> [Exercise]: Reproduce the records precisely. Every line should be included.

> [Data section]:
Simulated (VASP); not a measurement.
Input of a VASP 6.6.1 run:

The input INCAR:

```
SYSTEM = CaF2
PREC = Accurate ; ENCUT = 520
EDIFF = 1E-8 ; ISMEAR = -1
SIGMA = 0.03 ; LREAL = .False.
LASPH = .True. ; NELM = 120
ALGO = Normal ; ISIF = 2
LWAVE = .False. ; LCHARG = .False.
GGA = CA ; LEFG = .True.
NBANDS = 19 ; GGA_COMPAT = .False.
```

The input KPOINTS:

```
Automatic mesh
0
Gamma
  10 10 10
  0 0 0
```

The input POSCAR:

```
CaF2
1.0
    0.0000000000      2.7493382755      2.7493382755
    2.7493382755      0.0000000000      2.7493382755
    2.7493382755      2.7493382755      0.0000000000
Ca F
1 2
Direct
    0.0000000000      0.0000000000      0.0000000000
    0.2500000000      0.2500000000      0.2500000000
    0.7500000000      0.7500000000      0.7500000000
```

> [Written response]:
Simulated (VASP); not a measurement.
Input of a VASP 6.6.1 run:

The input INCAR:

```
SYSTEM = CaF2
PREC = Accurate ; ENCUT = 520
EDIFF = 1E-8 ; ISMEAR = -1
SIGMA = 0.03 ; LREAL = .False.
LASPH = .True. ; NELM = 120
ALGO = Normal ; ISIF = 2
LWAVE = .False. ; LCHARG = .False.
GGA = CA ; LEFG = .True.
NBANDS = 19 ; GGA_COMPAT = .False.
```

The input KPOINTS:

```
Automatic mesh
0
Gamma
  10 10 10
  0 0 0
```

The input POSCAR:

```
CaF2
1.0
    0.0000000000      2.7493382755      2.7493382755
    2.7493382755      0.0000000000      2.7493382755
    2.7493382755      2.7493382755      0.0000000000
Ca F
1 2
Direct
    0.0000000000      0.0000000000      0.0000000000
    0.2500000000      0.2500000000      0.2500000000
    0.7500000000      0.7500000000      0.7500000000
```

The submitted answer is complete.